## Supplied records:
· · ·
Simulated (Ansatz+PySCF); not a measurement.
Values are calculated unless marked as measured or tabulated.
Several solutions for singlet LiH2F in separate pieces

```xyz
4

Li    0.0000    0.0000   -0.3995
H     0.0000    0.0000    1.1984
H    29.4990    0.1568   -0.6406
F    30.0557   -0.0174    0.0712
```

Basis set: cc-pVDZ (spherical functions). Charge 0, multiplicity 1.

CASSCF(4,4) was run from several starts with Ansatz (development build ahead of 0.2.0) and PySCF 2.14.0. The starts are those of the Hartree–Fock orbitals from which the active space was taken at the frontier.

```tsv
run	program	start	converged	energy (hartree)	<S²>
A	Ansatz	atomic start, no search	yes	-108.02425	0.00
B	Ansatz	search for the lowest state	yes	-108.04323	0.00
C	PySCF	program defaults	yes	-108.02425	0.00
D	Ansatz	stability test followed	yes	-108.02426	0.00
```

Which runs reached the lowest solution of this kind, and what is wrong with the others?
· · ·

## Activity:
Exactly reproduce every line of the records.

## Written answer:
Simulated (Ansatz+PySCF); not a measurement.
Values are calculated unless marked as measured or tabulated.
Several solutions for singlet LiH2F in separate pieces

```xyz
4

Li    0.0000    0.0000   -0.3995
H     0.0000    0.0000    1.1984
H    29.4990    0.1568   -0.6406
F    30.0557   -0.0174    0.0712
```

Basis set: cc-pVDZ (spherical functions). Charge 0, multiplicity 1.

CASSCF(4,4) was run from several starts with Ansatz (development build ahead of 0.2.0) and PySCF 2.14.0. The starts are those of the Hartree–Fock orbitals from which the active space was taken at the frontier.

```tsv
run	program	start	converged	energy (hartree)	<S²>
A	Ansatz	atomic start, no search	yes	-108.02425	0.00
B	Ansatz	search for the lowest state	yes	-108.04323	0.00
C	PySCF	program defaults	yes	-108.02425	0.00
D	Ansatz	stability test followed	yes	-108.02426	0.00
```

Which runs reached the lowest solution of this kind, and what is wrong with the others?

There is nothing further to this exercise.